## Data section
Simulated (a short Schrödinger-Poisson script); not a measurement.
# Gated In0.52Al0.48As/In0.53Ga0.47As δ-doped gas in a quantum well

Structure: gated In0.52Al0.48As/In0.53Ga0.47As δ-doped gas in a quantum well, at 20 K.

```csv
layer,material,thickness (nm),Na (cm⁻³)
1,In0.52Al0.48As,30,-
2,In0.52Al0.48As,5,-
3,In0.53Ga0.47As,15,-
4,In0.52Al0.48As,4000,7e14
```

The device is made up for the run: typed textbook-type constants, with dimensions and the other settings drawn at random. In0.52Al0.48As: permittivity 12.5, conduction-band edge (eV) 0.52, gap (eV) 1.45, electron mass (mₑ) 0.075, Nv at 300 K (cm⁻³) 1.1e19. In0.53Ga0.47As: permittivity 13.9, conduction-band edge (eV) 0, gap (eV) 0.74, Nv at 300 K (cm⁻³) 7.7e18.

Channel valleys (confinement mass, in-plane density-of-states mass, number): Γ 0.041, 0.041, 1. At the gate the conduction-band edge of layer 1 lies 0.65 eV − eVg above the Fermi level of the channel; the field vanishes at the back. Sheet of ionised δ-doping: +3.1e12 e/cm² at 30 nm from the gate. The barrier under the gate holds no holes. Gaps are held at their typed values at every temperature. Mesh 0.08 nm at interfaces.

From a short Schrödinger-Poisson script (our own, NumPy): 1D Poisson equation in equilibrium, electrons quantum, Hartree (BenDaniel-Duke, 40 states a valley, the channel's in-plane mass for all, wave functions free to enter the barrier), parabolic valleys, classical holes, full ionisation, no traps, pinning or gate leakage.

## Work request
Begin with the first line of the records and finish with the line containing "Channel valleys (confinement". Reproduce those lines exactly, both ends included, and nothing else.

## Exercise solution
Simulated (a short Schrödinger-Poisson script); not a measurement.
# Gated In0.52Al0.48As/In0.53Ga0.47As δ-doped gas in a quantum well

Structure: gated In0.52Al0.48As/In0.53Ga0.47As δ-doped gas in a quantum well, at 20 K.

```csv
layer,material,thickness (nm),Na (cm⁻³)
1,In0.52Al0.48As,30,-
2,In0.52Al0.48As,5,-
3,In0.53Ga0.47As,15,-
4,In0.52Al0.48As,4000,7e14
```

The device is made up for the run: typed textbook-type constants, with dimensions and the other settings drawn at random. In0.52Al0.48As: permittivity 12.5, conduction-band edge (eV) 0.52, gap (eV) 1.45, electron mass (mₑ) 0.075, Nv at 300 K (cm⁻³) 1.1e19. In0.53Ga0.47As: permittivity 13.9, conduction-band edge (eV) 0, gap (eV) 0.74, Nv at 300 K (cm⁻³) 7.7e18.

Channel valleys (confinement mass, in-plane density-of-states mass, number): Γ 0.041, 0.041, 1. At the gate the conduction-band edge of layer 1 lies 0.65 eV − eVg above the Fermi level of the channel; the field vanishes at the back. Sheet of ionised δ-doping: +3.1e12 e/cm² at 30 nm from the gate. The barrier under the gate holds no holes. Gaps are held at their typed values at every temperature. Mesh 0.08 nm at interfaces.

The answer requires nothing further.